= WORK REQUEST =
Word for word, print every entry below.

DATA EXTRACTS Block Start

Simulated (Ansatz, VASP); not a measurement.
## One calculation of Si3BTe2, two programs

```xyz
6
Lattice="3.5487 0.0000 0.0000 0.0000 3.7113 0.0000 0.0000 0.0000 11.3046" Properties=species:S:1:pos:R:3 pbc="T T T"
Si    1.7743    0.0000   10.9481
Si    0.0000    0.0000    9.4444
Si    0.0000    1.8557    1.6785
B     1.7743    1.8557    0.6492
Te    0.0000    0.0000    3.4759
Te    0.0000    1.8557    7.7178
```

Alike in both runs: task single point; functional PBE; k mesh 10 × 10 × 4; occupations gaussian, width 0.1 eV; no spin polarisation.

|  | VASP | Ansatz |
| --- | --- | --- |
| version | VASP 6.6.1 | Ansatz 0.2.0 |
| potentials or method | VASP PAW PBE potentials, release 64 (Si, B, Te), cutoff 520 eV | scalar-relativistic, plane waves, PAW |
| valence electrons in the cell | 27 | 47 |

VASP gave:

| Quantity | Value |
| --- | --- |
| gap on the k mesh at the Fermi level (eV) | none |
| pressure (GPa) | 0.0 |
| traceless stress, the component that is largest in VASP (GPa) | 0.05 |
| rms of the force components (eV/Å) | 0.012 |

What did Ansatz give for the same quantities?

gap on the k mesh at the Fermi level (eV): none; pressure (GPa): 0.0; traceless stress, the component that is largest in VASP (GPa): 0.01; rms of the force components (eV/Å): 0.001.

DATA EXTRACTS Block End

= EXPECTED ANSWER =
Simulated (Ansatz, VASP); not a measurement.
## One calculation of Si3BTe2, two programs

```xyz
6
Lattice="3.5487 0.0000 0.0000 0.0000 3.7113 0.0000 0.0000 0.0000 11.3046" Properties=species:S:1:pos:R:3 pbc="T T T"
Si    1.7743    0.0000   10.9481
Si    0.0000    0.0000    9.4444
Si    0.0000    1.8557    1.6785
B     1.7743    1.8557    0.6492
Te    0.0000    0.0000    3.4759
Te    0.0000    1.8557    7.7178
```

Alike in both runs: task single point; functional PBE; k mesh 10 × 10 × 4; occupations gaussian, width 0.1 eV; no spin polarisation.

|  | VASP | Ansatz |
| --- | --- | --- |
| version | VASP 6.6.1 | Ansatz 0.2.0 |
| potentials or method | VASP PAW PBE potentials, release 64 (Si, B, Te), cutoff 520 eV | scalar-relativistic, plane waves, PAW |
| valence electrons in the cell | 27 | 47 |

VASP gave:

| Quantity | Value |
| --- | --- |
| gap on the k mesh at the Fermi level (eV) | none |
| pressure (GPa) | 0.0 |
| traceless stress, the component that is largest in VASP (GPa) | 0.05 |
| rms of the force components (eV/Å) | 0.012 |

What did Ansatz give for the same quantities?

gap on the k mesh at the Fermi level (eV): none; pressure (GPa): 0.0; traceless stress, the component that is largest in VASP (GPa): 0.01; rms of the force components (eV/Å): 0.001.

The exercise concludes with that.